From the first line through the line containing "Question: How many", transcribe the records exactly and include no other lines.

------ Supplied material

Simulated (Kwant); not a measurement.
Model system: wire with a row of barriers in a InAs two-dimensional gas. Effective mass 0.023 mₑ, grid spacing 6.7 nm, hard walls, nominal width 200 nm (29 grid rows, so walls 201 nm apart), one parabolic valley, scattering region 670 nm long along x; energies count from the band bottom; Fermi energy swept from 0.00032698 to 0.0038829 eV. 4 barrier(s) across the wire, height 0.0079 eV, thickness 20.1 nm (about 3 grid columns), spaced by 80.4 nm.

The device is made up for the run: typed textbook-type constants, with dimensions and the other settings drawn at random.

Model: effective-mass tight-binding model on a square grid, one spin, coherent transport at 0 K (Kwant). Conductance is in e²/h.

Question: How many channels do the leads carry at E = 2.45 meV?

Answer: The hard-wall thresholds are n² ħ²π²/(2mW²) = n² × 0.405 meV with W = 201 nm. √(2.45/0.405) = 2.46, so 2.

------------

■ Response box:
Simulated (Kwant); not a measurement.
Model system: wire with a row of barriers in a InAs two-dimensional gas. Effective mass 0.023 mₑ, grid spacing 6.7 nm, hard walls, nominal width 200 nm (29 grid rows, so walls 201 nm apart), one parabolic valley, scattering region 670 nm long along x; energies count from the band bottom; Fermi energy swept from 0.00032698 to 0.0038829 eV. 4 barrier(s) across the wire, height 0.0079 eV, thickness 20.1 nm (about 3 grid columns), spaced by 80.4 nm.

The device is made up for the run: typed textbook-type constants, with dimensions and the other settings drawn at random.

Model: effective-mass tight-binding model on a square grid, one spin, coherent transport at 0 K (Kwant). Conductance is in e²/h.

Question: How many channels do the leads carry at E = 2.45 meV?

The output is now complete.